• WORK TASK
Here is a block of entries. Write out its lines exactly, from the first through the one containing "which vector (Å)?".

»»

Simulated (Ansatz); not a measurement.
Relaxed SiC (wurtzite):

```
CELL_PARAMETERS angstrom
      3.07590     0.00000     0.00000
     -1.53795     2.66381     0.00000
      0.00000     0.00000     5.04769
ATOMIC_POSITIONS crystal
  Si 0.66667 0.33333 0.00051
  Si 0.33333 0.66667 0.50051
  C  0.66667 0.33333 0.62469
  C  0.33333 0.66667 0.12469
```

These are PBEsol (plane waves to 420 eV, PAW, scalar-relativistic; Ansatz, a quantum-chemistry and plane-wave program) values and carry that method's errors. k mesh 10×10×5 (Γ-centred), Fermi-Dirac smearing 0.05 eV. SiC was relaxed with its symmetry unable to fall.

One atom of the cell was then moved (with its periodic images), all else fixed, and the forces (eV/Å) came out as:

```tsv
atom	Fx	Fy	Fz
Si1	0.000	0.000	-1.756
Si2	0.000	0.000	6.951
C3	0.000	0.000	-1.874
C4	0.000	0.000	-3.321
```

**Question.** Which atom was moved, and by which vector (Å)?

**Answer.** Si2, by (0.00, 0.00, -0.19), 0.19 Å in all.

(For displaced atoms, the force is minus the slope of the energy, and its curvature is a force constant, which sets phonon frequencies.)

««

• WORKED SOLUTION
Simulated (Ansatz); not a measurement.
Relaxed SiC (wurtzite):

```
CELL_PARAMETERS angstrom
      3.07590     0.00000     0.00000
     -1.53795     2.66381     0.00000
      0.00000     0.00000     5.04769
ATOMIC_POSITIONS crystal
  Si 0.66667 0.33333 0.00051
  Si 0.33333 0.66667 0.50051
  C  0.66667 0.33333 0.62469
  C  0.33333 0.66667 0.12469
```

These are PBEsol (plane waves to 420 eV, PAW, scalar-relativistic; Ansatz, a quantum-chemistry and plane-wave program) values and carry that method's errors. k mesh 10×10×5 (Γ-centred), Fermi-Dirac smearing 0.05 eV. SiC was relaxed with its symmetry unable to fall.

One atom of the cell was then moved (with its periodic images), all else fixed, and the forces (eV/Å) came out as:

```tsv
atom	Fx	Fy	Fz
Si1	0.000	0.000	-1.756
Si2	0.000	0.000	6.951
C3	0.000	0.000	-1.874
C4	0.000	0.000	-3.321
```

**Question.** Which atom was moved, and by which vector (Å)?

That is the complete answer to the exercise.